**Required action**
Write out the following listing's lines from the one with "21.0 | 10.1 |" to the one with "21.6 | 11.5 |", exactly, with both included and no others.

────────

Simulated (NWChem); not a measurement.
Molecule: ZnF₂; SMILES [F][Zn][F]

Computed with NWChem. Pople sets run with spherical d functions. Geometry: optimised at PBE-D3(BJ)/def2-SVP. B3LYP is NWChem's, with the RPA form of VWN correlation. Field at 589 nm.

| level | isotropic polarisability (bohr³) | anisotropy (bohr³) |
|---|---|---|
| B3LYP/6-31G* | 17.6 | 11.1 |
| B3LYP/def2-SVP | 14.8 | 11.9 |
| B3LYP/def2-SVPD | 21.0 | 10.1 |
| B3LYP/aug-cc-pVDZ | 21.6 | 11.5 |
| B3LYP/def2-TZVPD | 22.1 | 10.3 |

────────

**Your response**
| B3LYP/def2-SVPD | 21.0 | 10.1 |
| B3LYP/aug-cc-pVDZ | 21.6 | 11.5 |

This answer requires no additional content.